**Action item**: An exact, complete copy of the entries that follow is needed.

**Supplied entries**:
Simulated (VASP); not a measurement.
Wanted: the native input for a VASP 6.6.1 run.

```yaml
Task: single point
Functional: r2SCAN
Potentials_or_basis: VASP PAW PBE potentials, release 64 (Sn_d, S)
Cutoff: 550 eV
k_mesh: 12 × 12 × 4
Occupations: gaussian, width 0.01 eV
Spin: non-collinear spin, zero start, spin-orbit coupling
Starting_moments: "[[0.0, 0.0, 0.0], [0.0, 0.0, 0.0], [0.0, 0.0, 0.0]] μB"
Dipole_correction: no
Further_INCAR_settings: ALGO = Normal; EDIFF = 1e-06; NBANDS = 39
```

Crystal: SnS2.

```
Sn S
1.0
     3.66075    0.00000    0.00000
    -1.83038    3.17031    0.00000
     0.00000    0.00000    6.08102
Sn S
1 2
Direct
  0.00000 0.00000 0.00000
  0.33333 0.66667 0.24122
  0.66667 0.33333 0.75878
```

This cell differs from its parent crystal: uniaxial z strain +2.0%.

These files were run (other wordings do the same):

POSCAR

**Reply**:
Simulated (VASP); not a measurement.
Wanted: the native input for a VASP 6.6.1 run.

```yaml
Task: single point
Functional: r2SCAN
Potentials_or_basis: VASP PAW PBE potentials, release 64 (Sn_d, S)
Cutoff: 550 eV
k_mesh: 12 × 12 × 4
Occupations: gaussian, width 0.01 eV
Spin: non-collinear spin, zero start, spin-orbit coupling
Starting_moments: "[[0.0, 0.0, 0.0], [0.0, 0.0, 0.0], [0.0, 0.0, 0.0]] μB"
Dipole_correction: no
Further_INCAR_settings: ALGO = Normal; EDIFF = 1e-06; NBANDS = 39
```

Crystal: SnS2.

```
Sn S
1.0
     3.66075    0.00000    0.00000
    -1.83038    3.17031    0.00000
     0.00000    0.00000    6.08102
Sn S
1 2
Direct
  0.00000 0.00000 0.00000
  0.33333 0.66667 0.24122
  0.66667 0.33333 0.75878
```

This cell differs from its parent crystal: uniaxial z strain +2.0%.

These files were run (other wordings do the same):

POSCAR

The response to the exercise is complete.